Required action ▸
Beginning with the first line and ending with the one containing "2.660 | 104 |", copy the lines of the listing below exactly; omit everything else.

Stored data ▸
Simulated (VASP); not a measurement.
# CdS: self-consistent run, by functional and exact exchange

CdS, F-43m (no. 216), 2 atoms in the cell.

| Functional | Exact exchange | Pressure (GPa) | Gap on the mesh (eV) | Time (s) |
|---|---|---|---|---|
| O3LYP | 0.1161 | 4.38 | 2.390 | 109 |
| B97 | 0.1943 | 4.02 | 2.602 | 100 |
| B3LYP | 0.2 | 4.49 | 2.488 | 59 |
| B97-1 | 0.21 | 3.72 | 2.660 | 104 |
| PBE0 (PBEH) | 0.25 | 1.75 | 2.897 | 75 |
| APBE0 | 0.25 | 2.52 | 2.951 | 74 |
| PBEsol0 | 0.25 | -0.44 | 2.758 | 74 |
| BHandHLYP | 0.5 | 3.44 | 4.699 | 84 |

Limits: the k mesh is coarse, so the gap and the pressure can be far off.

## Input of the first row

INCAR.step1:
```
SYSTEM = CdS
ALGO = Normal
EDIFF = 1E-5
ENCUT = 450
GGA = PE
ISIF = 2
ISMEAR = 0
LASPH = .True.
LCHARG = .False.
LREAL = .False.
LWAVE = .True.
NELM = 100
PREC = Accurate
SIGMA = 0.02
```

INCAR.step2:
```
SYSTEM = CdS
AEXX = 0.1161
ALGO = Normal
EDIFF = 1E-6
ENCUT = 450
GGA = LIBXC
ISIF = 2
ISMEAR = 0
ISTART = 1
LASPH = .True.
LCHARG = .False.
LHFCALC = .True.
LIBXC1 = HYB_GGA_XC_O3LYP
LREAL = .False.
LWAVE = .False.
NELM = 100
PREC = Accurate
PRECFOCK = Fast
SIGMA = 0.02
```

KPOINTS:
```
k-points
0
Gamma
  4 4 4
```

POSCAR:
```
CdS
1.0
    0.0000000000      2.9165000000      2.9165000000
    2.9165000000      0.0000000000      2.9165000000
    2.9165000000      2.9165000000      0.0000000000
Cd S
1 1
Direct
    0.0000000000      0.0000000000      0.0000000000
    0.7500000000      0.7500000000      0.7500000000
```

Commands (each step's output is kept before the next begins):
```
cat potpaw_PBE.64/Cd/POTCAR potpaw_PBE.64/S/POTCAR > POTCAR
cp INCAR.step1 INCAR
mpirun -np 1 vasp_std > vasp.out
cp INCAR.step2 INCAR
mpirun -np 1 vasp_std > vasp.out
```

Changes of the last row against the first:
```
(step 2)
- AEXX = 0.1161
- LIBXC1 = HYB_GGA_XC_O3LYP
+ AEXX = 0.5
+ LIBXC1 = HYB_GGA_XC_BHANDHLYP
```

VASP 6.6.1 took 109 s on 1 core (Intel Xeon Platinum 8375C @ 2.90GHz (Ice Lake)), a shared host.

Worked solution ▸
Simulated (VASP); not a measurement.
# CdS: self-consistent run, by functional and exact exchange

CdS, F-43m (no. 216), 2 atoms in the cell.

| Functional | Exact exchange | Pressure (GPa) | Gap on the mesh (eV) | Time (s) |
|---|---|---|---|---|
| O3LYP | 0.1161 | 4.38 | 2.390 | 109 |
| B97 | 0.1943 | 4.02 | 2.602 | 100 |
| B3LYP | 0.2 | 4.49 | 2.488 | 59 |
| B97-1 | 0.21 | 3.72 | 2.660 | 104 |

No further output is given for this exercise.